# STORED DATA
===============
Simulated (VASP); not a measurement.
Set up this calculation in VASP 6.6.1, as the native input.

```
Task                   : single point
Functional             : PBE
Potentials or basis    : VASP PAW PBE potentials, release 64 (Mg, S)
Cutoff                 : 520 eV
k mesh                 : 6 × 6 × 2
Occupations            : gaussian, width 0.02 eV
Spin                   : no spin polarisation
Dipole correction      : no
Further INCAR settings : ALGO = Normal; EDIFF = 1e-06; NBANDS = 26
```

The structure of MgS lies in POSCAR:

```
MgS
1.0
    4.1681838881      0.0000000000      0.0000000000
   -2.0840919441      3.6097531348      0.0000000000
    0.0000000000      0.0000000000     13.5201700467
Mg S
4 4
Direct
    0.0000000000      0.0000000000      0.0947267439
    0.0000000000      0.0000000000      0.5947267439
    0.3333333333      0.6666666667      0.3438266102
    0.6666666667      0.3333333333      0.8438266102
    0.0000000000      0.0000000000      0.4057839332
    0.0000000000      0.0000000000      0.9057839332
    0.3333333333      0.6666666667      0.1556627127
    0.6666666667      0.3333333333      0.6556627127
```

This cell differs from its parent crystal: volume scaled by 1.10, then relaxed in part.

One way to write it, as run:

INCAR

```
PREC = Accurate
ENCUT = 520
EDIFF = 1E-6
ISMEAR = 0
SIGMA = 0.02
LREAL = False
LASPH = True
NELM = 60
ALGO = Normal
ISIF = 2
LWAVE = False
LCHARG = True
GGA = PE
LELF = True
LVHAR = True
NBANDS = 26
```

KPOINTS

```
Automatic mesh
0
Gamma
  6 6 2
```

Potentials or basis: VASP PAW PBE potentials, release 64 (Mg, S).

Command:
===============

# WORK TASK
Exactly as written, transcribe every line shown above.

# YOUR RESPONSE
Simulated (VASP); not a measurement.
Set up this calculation in VASP 6.6.1, as the native input.

```
Task                   : single point
Functional             : PBE
Potentials or basis    : VASP PAW PBE potentials, release 64 (Mg, S)
Cutoff                 : 520 eV
k mesh                 : 6 × 6 × 2
Occupations            : gaussian, width 0.02 eV
Spin                   : no spin polarisation
Dipole correction      : no
Further INCAR settings : ALGO = Normal; EDIFF = 1e-06; NBANDS = 26
```

The structure of MgS lies in POSCAR:

```
MgS
1.0
    4.1681838881      0.0000000000      0.0000000000
   -2.0840919441      3.6097531348      0.0000000000
    0.0000000000      0.0000000000     13.5201700467
Mg S
4 4
Direct
    0.0000000000      0.0000000000      0.0947267439
    0.0000000000      0.0000000000      0.5947267439
    0.3333333333      0.6666666667      0.3438266102
    0.6666666667      0.3333333333      0.8438266102
    0.0000000000      0.0000000000      0.4057839332
    0.0000000000      0.0000000000      0.9057839332
    0.3333333333      0.6666666667      0.1556627127
    0.6666666667      0.3333333333      0.6556627127
```

This cell differs from its parent crystal: volume scaled by 1.10, then relaxed in part.

One way to write it, as run:

INCAR

```
PREC = Accurate
ENCUT = 520
EDIFF = 1E-6
ISMEAR = 0
SIGMA = 0.02
LREAL = False
LASPH = True
NELM = 60
ALGO = Normal
ISIF = 2
LWAVE = False
LCHARG = True
GGA = PE
LELF = True
LVHAR = True
NBANDS = 26
```

KPOINTS

```
Automatic mesh
0
Gamma
  6 6 2
```

Potentials or basis: VASP PAW PBE potentials, release 64 (Mg, S).

Command:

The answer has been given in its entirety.